WORK REQUEST — From the line below that contains "Model: multi-fluid Helmholtz-energy" to the line that contains "The largest gap", repeat every line exactly, both ends included, and nothing else.

EXTRACTED ENTRIES —
········

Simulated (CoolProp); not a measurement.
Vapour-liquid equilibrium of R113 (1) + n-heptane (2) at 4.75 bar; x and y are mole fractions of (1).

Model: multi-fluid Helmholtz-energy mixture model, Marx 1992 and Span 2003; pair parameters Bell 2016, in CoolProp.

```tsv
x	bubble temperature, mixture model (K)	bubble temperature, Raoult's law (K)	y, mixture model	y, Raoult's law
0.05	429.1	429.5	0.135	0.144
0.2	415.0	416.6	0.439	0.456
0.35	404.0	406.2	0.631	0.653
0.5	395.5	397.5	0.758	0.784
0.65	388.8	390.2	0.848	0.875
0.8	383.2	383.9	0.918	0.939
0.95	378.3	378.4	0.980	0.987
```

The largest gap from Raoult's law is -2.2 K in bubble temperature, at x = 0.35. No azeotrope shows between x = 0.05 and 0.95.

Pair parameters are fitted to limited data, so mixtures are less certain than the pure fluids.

········

TASK OUTPUT —
Model: multi-fluid Helmholtz-energy mixture model, Marx 1992 and Span 2003; pair parameters Bell 2016, in CoolProp.

```tsv
x	bubble temperature, mixture model (K)	bubble temperature, Raoult's law (K)	y, mixture model	y, Raoult's law
0.05	429.1	429.5	0.135	0.144
0.2	415.0	416.6	0.439	0.456
0.35	404.0	406.2	0.631	0.653
0.5	395.5	397.5	0.758	0.784
0.65	388.8	390.2	0.848	0.875
0.8	383.2	383.9	0.918	0.939
0.95	378.3	378.4	0.980	0.987
```

The largest gap from Raoult's law is -2.2 K in bubble temperature, at x = 0.35. No azeotrope shows between x = 0.05 and 0.95.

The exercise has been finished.